- Work instruction:
Please reproduce the full listing exactly, with nothing added.

● ● ● ●
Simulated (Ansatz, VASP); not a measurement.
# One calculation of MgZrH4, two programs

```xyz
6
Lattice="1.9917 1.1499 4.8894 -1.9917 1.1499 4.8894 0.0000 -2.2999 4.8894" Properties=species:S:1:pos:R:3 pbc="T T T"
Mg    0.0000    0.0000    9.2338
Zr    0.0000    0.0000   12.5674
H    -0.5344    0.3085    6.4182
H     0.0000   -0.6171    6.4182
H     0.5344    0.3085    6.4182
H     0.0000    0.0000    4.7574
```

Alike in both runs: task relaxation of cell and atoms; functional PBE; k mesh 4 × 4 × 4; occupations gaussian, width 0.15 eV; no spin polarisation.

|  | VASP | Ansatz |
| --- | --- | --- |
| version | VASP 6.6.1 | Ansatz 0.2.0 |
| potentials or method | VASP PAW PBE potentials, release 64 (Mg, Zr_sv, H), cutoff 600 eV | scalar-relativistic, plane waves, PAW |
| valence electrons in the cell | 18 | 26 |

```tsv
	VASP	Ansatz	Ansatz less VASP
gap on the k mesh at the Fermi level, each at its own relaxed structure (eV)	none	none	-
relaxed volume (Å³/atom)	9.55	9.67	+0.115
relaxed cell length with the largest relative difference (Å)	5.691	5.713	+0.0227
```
● ● ● ●

- Reply:
Simulated (Ansatz, VASP); not a measurement.
# One calculation of MgZrH4, two programs

```xyz
6
Lattice="1.9917 1.1499 4.8894 -1.9917 1.1499 4.8894 0.0000 -2.2999 4.8894" Properties=species:S:1:pos:R:3 pbc="T T T"
Mg    0.0000    0.0000    9.2338
Zr    0.0000    0.0000   12.5674
H    -0.5344    0.3085    6.4182
H     0.0000   -0.6171    6.4182
H     0.5344    0.3085    6.4182
H     0.0000    0.0000    4.7574
```

Alike in both runs: task relaxation of cell and atoms; functional PBE; k mesh 4 × 4 × 4; occupations gaussian, width 0.15 eV; no spin polarisation.

|  | VASP | Ansatz |
| --- | --- | --- |
| version | VASP 6.6.1 | Ansatz 0.2.0 |
| potentials or method | VASP PAW PBE potentials, release 64 (Mg, Zr_sv, H), cutoff 600 eV | scalar-relativistic, plane waves, PAW |
| valence electrons in the cell | 18 | 26 |

```tsv
	VASP	Ansatz	Ansatz less VASP
gap on the k mesh at the Fermi level, each at its own relaxed structure (eV)	none	none	-
relaxed volume (Å³/atom)	9.55	9.67	+0.115
relaxed cell length with the largest relative difference (Å)	5.691	5.713	+0.0227
```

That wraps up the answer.